ACTION ITEM
Among the lines below, a stretch begins at the one with "spin polarisation |" and ends at the one with "A: Over 49 steps". Repeat that stretch exactly, ends included.

GIVEN RECORDS
Content starts

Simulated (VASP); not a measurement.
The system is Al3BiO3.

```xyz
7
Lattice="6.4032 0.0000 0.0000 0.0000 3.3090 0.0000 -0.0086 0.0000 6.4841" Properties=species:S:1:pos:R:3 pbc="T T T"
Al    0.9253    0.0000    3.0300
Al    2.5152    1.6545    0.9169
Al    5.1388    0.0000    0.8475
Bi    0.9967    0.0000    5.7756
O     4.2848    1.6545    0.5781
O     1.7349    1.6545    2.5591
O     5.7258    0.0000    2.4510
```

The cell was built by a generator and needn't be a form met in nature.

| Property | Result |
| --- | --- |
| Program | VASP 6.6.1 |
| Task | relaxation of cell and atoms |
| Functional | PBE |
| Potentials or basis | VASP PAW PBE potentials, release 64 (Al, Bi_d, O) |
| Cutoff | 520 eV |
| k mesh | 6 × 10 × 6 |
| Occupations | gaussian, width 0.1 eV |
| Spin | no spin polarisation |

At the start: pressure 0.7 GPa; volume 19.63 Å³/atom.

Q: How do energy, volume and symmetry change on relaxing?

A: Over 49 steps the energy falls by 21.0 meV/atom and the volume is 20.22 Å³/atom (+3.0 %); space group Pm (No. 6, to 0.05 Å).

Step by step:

Content ends

PROBLEM SOLUTION
| Spin | no spin polarisation |

At the start: pressure 0.7 GPa; volume 19.63 Å³/atom.

Q: How do energy, volume and symmetry change on relaxing?

A: Over 49 steps the energy falls by 21.0 meV/atom and the volume is 20.22 Å³/atom (+3.0 %); space group Pm (No. 6, to 0.05 Å).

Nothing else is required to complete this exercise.